All lines of the listing below are to be printed again exactly.

----- INFORMATION SHOWN -----
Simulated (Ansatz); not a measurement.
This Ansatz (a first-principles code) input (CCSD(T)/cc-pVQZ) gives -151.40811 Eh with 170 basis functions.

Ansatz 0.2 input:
-----

RESPONSE AREA –
Simulated (Ansatz); not a measurement.
This Ansatz (a first-principles code) input (CCSD(T)/cc-pVQZ) gives -151.40811 Eh with 170 basis functions.

Ansatz 0.2 input:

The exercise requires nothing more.